Brief: Copy out the full listing that comes next, exactly.

═════ Record extracts ═════

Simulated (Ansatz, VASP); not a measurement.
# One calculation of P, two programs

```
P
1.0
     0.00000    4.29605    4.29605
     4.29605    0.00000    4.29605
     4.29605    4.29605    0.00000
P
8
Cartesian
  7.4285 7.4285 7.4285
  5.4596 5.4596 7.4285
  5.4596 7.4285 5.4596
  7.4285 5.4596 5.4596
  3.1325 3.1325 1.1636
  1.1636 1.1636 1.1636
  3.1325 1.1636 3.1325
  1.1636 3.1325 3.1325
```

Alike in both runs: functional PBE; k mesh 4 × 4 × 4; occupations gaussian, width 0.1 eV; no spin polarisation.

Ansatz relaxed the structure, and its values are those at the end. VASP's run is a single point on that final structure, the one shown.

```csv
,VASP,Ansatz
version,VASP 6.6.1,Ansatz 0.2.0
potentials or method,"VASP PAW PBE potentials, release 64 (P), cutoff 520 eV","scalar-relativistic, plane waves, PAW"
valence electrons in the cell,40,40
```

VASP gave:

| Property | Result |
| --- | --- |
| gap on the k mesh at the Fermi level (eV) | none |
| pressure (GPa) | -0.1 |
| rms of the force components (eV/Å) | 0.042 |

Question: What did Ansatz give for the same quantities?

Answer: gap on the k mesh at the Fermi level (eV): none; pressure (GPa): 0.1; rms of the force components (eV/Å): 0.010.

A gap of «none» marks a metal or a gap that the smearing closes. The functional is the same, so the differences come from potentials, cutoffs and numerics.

═════

Written solution:
Simulated (Ansatz, VASP); not a measurement.
# One calculation of P, two programs

```
P
1.0
     0.00000    4.29605    4.29605
     4.29605    0.00000    4.29605
     4.29605    4.29605    0.00000
P
8
Cartesian
  7.4285 7.4285 7.4285
  5.4596 5.4596 7.4285
  5.4596 7.4285 5.4596
  7.4285 5.4596 5.4596
  3.1325 3.1325 1.1636
  1.1636 1.1636 1.1636
  3.1325 1.1636 3.1325
  1.1636 3.1325 3.1325
```

Alike in both runs: functional PBE; k mesh 4 × 4 × 4; occupations gaussian, width 0.1 eV; no spin polarisation.

Ansatz relaxed the structure, and its values are those at the end. VASP's run is a single point on that final structure, the one shown.

```csv
,VASP,Ansatz
version,VASP 6.6.1,Ansatz 0.2.0
potentials or method,"VASP PAW PBE potentials, release 64 (P), cutoff 520 eV","scalar-relativistic, plane waves, PAW"
valence electrons in the cell,40,40
```

VASP gave:

| Property | Result |
| --- | --- |
| gap on the k mesh at the Fermi level (eV) | none |
| pressure (GPa) | -0.1 |
| rms of the force components (eV/Å) | 0.042 |

Question: What did Ansatz give for the same quantities?

Answer: gap on the k mesh at the Fermi level (eV): none; pressure (GPa): 0.1; rms of the force components (eV/Å): 0.010.

A gap of «none» marks a metal or a gap that the smearing closes. The functional is the same, so the differences come from potentials, cutoffs and numerics.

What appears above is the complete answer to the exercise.